• Work request:
Line by line, reproduce the records exactly.

• The data:
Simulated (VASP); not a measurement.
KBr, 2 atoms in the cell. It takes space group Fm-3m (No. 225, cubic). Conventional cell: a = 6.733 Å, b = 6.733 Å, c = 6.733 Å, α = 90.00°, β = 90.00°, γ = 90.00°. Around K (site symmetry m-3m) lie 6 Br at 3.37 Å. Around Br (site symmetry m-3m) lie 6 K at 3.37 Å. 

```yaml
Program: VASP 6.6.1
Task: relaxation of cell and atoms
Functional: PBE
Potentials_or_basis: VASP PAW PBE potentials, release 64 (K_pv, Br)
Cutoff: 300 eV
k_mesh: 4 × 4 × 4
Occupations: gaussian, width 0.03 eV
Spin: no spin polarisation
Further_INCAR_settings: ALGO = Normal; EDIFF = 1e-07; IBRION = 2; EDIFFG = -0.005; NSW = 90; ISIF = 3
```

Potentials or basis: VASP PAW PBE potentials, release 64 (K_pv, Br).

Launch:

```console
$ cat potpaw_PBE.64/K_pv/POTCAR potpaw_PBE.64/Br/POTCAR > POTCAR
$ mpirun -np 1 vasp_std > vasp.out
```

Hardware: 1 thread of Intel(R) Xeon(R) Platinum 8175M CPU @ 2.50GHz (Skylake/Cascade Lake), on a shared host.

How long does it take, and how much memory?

• Solution:
Simulated (VASP); not a measurement.
KBr, 2 atoms in the cell. It takes space group Fm-3m (No. 225, cubic). Conventional cell: a = 6.733 Å, b = 6.733 Å, c = 6.733 Å, α = 90.00°, β = 90.00°, γ = 90.00°. Around K (site symmetry m-3m) lie 6 Br at 3.37 Å. Around Br (site symmetry m-3m) lie 6 K at 3.37 Å. 

```yaml
Program: VASP 6.6.1
Task: relaxation of cell and atoms
Functional: PBE
Potentials_or_basis: VASP PAW PBE potentials, release 64 (K_pv, Br)
Cutoff: 300 eV
k_mesh: 4 × 4 × 4
Occupations: gaussian, width 0.03 eV
Spin: no spin polarisation
Further_INCAR_settings: ALGO = Normal; EDIFF = 1e-07; IBRION = 2; EDIFFG = -0.005; NSW = 90; ISIF = 3
```

Potentials or basis: VASP PAW PBE potentials, release 64 (K_pv, Br).

Launch:

```console
$ cat potpaw_PBE.64/K_pv/POTCAR potpaw_PBE.64/Br/POTCAR > POTCAR
$ mpirun -np 1 vasp_std > vasp.out
```

Hardware: 1 thread of Intel(R) Xeon(R) Platinum 8175M CPU @ 2.50GHz (Skylake/Cascade Lake), on a shared host.

How long does it take, and how much memory?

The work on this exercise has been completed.